* _Work order_: Return the data that follows, keeping every word and mark unchanged.

*** Information supplied

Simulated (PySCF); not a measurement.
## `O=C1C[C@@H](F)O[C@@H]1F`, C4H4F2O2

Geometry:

******

* _Exercise answer_:
Simulated (PySCF); not a measurement.
## `O=C1C[C@@H](F)O[C@@H]1F`, C4H4F2O2

Geometry:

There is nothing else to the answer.